Exercise: Transcribe the entries that follow, word for word.

Start of Block

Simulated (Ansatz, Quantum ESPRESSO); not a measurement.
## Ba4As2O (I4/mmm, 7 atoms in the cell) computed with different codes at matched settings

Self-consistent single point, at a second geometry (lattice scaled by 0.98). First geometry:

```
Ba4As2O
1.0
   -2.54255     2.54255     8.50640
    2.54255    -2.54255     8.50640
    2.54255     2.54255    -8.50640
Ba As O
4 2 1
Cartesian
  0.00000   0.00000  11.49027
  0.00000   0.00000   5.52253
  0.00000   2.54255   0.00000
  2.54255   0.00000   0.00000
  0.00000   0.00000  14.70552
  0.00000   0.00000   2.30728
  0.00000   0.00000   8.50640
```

End of Block

Worked solution:
Simulated (Ansatz, Quantum ESPRESSO); not a measurement.
## Ba4As2O (I4/mmm, 7 atoms in the cell) computed with different codes at matched settings

Self-consistent single point, at a second geometry (lattice scaled by 0.98). First geometry:

```
Ba4As2O
1.0
   -2.54255     2.54255     8.50640
    2.54255    -2.54255     8.50640
    2.54255     2.54255    -8.50640
Ba As O
4 2 1
Cartesian
  0.00000   0.00000  11.49027
  0.00000   0.00000   5.52253
  0.00000   2.54255   0.00000
  2.54255   0.00000   0.00000
  0.00000   0.00000  14.70552
  0.00000   0.00000   2.30728
  0.00000   0.00000   8.50640
```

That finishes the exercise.